● Work request: An exact copy of every entry below is needed.

================================

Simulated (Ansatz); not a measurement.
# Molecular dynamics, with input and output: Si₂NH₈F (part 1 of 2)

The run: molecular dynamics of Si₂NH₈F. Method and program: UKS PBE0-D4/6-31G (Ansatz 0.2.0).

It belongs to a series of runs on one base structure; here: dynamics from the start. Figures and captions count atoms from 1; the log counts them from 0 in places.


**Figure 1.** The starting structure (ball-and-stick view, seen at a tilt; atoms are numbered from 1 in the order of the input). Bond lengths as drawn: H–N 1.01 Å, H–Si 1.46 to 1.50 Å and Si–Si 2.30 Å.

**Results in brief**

================================

● Answer section:
Simulated (Ansatz); not a measurement.
# Molecular dynamics, with input and output: Si₂NH₈F (part 1 of 2)

The run: molecular dynamics of Si₂NH₈F. Method and program: UKS PBE0-D4/6-31G (Ansatz 0.2.0).

It belongs to a series of runs on one base structure; here: dynamics from the start. Figures and captions count atoms from 1; the log counts them from 0 in places.


**Figure 1.** The starting structure (ball-and-stick view, seen at a tilt; atoms are numbered from 1 in the order of the input). Bond lengths as drawn: H–N 1.01 Å, H–Si 1.46 to 1.50 Å and Si–Si 2.30 Å.

**Results in brief**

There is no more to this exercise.